===============

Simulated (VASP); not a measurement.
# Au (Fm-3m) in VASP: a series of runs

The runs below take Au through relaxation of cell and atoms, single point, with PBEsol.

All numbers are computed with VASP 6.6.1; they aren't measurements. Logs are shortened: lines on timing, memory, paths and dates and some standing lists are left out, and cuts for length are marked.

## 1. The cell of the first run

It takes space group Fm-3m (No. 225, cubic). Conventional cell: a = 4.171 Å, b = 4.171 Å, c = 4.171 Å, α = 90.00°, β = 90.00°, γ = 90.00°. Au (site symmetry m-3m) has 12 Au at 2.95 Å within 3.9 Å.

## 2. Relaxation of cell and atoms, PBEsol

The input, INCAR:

===============

**Action item**
In the entries above, find the line with "# Au (Fm-3m) in VASP: a series of runs" and the line with "The runs below", then restate word for word both of them and every line between, with nothing more.

**Written answer**
# Au (Fm-3m) in VASP: a series of runs

The runs below take Au through relaxation of cell and atoms, single point, with PBEsol.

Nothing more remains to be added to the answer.